* _SUPPLIED MATERIAL_
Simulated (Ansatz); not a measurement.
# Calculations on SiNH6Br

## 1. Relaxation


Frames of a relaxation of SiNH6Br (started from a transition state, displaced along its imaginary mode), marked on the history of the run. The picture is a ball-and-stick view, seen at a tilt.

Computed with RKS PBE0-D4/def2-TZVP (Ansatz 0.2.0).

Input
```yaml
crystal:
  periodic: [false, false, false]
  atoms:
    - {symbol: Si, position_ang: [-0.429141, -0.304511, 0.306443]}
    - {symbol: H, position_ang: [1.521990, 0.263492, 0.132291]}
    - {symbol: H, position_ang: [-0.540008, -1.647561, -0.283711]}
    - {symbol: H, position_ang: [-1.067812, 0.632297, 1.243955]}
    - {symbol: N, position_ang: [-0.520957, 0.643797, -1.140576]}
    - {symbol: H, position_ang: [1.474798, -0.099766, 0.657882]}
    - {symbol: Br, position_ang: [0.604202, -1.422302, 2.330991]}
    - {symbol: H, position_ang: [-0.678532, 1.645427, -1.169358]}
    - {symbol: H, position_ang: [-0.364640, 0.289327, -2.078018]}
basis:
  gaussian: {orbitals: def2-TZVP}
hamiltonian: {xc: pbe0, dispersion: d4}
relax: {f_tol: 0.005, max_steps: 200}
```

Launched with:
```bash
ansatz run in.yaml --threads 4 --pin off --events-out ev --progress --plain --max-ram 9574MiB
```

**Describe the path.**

* _ACTIVITY_
Your task is to print the whole listing again exactly.

* _EXERCISE OUTPUT_
Simulated (Ansatz); not a measurement.
# Calculations on SiNH6Br

## 1. Relaxation


Frames of a relaxation of SiNH6Br (started from a transition state, displaced along its imaginary mode), marked on the history of the run. The picture is a ball-and-stick view, seen at a tilt.

Computed with RKS PBE0-D4/def2-TZVP (Ansatz 0.2.0).

Input
```yaml
crystal:
  periodic: [false, false, false]
  atoms:
    - {symbol: Si, position_ang: [-0.429141, -0.304511, 0.306443]}
    - {symbol: H, position_ang: [1.521990, 0.263492, 0.132291]}
    - {symbol: H, position_ang: [-0.540008, -1.647561, -0.283711]}
    - {symbol: H, position_ang: [-1.067812, 0.632297, 1.243955]}
    - {symbol: N, position_ang: [-0.520957, 0.643797, -1.140576]}
    - {symbol: H, position_ang: [1.474798, -0.099766, 0.657882]}
    - {symbol: Br, position_ang: [0.604202, -1.422302, 2.330991]}
    - {symbol: H, position_ang: [-0.678532, 1.645427, -1.169358]}
    - {symbol: H, position_ang: [-0.364640, 0.289327, -2.078018]}
basis:
  gaussian: {orbitals: def2-TZVP}
hamiltonian: {xc: pbe0, dispersion: d4}
relax: {f_tol: 0.005, max_steps: 200}
```

Launched with:
```bash
ansatz run in.yaml --threads 4 --pin off --events-out ev --progress --plain --max-ram 9574MiB
```

**Describe the path.**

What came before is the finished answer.